-- Opening Marker --

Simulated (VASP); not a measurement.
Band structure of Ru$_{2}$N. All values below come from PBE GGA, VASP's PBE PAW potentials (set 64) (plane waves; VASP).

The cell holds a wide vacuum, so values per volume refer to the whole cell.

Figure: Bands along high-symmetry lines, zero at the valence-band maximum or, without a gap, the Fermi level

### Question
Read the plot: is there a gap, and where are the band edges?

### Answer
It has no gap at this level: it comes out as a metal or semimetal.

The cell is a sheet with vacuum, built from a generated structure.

-- Closing Marker --

**REQUIRED ACTION:** Exactly as they appear, please write out the lines from the opening of the listing above down to the line containing "It has no gap", with both end lines included.

**WRITTEN RESPONSE:**
Simulated (VASP); not a measurement.
Band structure of Ru$_{2}$N. All values below come from PBE GGA, VASP's PBE PAW potentials (set 64) (plane waves; VASP).

The cell holds a wide vacuum, so values per volume refer to the whole cell.

Figure: Bands along high-symmetry lines, zero at the valence-band maximum or, without a gap, the Fermi level

### Question
Read the plot: is there a gap, and where are the band edges?

### Answer
It has no gap at this level: it comes out as a metal or semimetal.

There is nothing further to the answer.